:: ASSIGNMENT ::
The lines below starting at the line containing "Cutoff: 520 eV" and ending at the line containing "the DOS: tetrahedron" are to be repeated exactly, with both ends kept and nothing else added.

:: DATA RECORDS ::
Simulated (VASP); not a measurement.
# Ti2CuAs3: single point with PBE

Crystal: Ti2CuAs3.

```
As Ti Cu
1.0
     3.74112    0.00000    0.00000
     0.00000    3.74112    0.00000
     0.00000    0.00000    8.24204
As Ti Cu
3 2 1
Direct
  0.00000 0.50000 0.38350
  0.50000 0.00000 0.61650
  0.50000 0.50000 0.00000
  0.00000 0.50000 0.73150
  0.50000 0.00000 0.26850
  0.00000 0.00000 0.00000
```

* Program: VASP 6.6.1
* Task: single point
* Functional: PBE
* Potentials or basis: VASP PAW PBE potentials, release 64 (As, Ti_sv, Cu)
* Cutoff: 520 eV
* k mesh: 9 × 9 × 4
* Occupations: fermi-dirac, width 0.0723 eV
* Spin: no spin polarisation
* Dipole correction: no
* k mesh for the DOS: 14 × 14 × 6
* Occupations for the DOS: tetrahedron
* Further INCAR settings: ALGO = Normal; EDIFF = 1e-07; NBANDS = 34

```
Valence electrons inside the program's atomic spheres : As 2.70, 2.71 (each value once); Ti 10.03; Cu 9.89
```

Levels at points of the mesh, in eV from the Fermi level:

:: WRITTEN REPLY ::
* Cutoff: 520 eV
* k mesh: 9 × 9 × 4
* Occupations: fermi-dirac, width 0.0723 eV
* Spin: no spin polarisation
* Dipole correction: no
* k mesh for the DOS: 14 × 14 × 6
* Occupations for the DOS: tetrahedron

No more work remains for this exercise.